---------------

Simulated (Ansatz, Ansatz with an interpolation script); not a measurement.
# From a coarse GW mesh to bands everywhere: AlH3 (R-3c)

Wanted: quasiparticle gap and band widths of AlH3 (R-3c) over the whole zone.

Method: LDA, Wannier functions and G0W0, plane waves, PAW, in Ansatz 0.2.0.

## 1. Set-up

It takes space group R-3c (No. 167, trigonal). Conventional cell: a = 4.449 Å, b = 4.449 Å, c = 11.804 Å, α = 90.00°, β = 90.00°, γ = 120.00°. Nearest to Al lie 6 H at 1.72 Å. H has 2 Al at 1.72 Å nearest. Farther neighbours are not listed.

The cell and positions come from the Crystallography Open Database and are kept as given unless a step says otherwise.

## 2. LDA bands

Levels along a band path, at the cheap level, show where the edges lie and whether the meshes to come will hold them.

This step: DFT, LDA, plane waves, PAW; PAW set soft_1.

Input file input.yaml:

---------------

Requirement
Copy the lines from the start of the data verbatim, stopping after the line containing "This step: DFT, LDA, plane".

Answer space
Simulated (Ansatz, Ansatz with an interpolation script); not a measurement.
# From a coarse GW mesh to bands everywhere: AlH3 (R-3c)

Wanted: quasiparticle gap and band widths of AlH3 (R-3c) over the whole zone.

Method: LDA, Wannier functions and G0W0, plane waves, PAW, in Ansatz 0.2.0.

## 1. Set-up

It takes space group R-3c (No. 167, trigonal). Conventional cell: a = 4.449 Å, b = 4.449 Å, c = 11.804 Å, α = 90.00°, β = 90.00°, γ = 120.00°. Nearest to Al lie 6 H at 1.72 Å. H has 2 Al at 1.72 Å nearest. Farther neighbours are not listed.

The cell and positions come from the Crystallography Open Database and are kept as given unless a step says otherwise.

## 2. LDA bands

Levels along a band path, at the cheap level, show where the edges lie and whether the meshes to come will hold them.

This step: DFT, LDA, plane waves, PAW; PAW set soft_1.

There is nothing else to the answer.